* _Task item_: Quote the listing below word for word, stopping after the line that contains "Carbons without hydrogens: δ 175.4, 168.1.".

* _Extracted entries_:
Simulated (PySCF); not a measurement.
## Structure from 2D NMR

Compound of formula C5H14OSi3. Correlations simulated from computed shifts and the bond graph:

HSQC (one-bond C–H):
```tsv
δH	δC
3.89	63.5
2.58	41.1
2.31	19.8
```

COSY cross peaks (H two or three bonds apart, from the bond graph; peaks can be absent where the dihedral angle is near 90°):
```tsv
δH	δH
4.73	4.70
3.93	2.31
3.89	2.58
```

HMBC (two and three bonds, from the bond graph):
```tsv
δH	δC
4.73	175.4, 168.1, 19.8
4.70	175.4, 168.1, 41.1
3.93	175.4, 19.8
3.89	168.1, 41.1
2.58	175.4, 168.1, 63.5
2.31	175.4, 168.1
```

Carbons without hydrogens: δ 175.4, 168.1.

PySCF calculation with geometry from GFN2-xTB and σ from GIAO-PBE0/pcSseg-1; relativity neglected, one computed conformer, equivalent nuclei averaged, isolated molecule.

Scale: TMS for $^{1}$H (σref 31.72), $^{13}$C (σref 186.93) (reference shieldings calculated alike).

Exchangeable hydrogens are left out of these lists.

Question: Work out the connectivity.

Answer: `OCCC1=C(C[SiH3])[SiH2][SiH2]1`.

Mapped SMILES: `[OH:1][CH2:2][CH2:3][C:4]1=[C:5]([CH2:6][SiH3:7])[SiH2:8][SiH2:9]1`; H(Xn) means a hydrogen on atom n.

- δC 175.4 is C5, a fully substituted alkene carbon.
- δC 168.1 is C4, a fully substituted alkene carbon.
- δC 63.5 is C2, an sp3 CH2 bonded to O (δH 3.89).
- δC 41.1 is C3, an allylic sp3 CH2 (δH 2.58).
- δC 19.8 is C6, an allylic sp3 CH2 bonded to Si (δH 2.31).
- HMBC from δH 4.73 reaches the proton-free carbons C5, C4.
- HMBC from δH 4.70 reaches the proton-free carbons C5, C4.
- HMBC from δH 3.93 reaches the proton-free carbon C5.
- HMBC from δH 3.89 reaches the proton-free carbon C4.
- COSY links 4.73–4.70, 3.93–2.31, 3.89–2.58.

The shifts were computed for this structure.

* _Response box_:
Simulated (PySCF); not a measurement.
## Structure from 2D NMR

Compound of formula C5H14OSi3. Correlations simulated from computed shifts and the bond graph:

HSQC (one-bond C–H):
```tsv
δH	δC
3.89	63.5
2.58	41.1
2.31	19.8
```

COSY cross peaks (H two or three bonds apart, from the bond graph; peaks can be absent where the dihedral angle is near 90°):
```tsv
δH	δH
4.73	4.70
3.93	2.31
3.89	2.58
```

HMBC (two and three bonds, from the bond graph):
```tsv
δH	δC
4.73	175.4, 168.1, 19.8
4.70	175.4, 168.1, 41.1
3.93	175.4, 19.8
3.89	168.1, 41.1
2.58	175.4, 168.1, 63.5
2.31	175.4, 168.1
```

Carbons without hydrogens: δ 175.4, 168.1.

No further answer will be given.